• [Records shown]
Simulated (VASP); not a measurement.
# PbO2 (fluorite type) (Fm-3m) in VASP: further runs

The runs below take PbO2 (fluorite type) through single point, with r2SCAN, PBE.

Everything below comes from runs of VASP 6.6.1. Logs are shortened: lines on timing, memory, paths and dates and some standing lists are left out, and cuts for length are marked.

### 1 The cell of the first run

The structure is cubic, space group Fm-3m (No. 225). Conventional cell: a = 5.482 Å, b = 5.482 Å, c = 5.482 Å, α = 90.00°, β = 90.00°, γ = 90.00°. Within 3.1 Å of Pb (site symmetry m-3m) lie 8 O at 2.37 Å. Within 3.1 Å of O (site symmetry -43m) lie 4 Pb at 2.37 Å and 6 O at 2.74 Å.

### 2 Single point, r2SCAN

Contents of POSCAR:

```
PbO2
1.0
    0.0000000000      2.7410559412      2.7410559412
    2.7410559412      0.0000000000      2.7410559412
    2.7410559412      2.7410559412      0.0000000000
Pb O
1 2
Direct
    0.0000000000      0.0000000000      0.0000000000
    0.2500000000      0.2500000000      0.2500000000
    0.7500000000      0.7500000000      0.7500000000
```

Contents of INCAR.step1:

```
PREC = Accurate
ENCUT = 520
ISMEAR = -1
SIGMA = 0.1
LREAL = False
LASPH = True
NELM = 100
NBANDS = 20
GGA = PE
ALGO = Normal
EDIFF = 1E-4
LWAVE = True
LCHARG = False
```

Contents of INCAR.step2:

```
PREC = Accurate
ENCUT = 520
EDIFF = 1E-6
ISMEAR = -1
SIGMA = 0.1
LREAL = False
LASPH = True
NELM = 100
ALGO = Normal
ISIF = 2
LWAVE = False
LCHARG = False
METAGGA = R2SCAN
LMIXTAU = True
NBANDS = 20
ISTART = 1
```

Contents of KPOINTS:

• [Work request] The expected answer is an exact copy of the lines above, beginning at the line with "The runs below" and ending at the line with "### 1 The cell of the first run", with both ends in.

• [Exercise result]
The runs below take PbO2 (fluorite type) through single point, with r2SCAN, PBE.

Everything below comes from runs of VASP 6.6.1. Logs are shortened: lines on timing, memory, paths and dates and some standing lists are left out, and cuts for length are marked.

### 1 The cell of the first run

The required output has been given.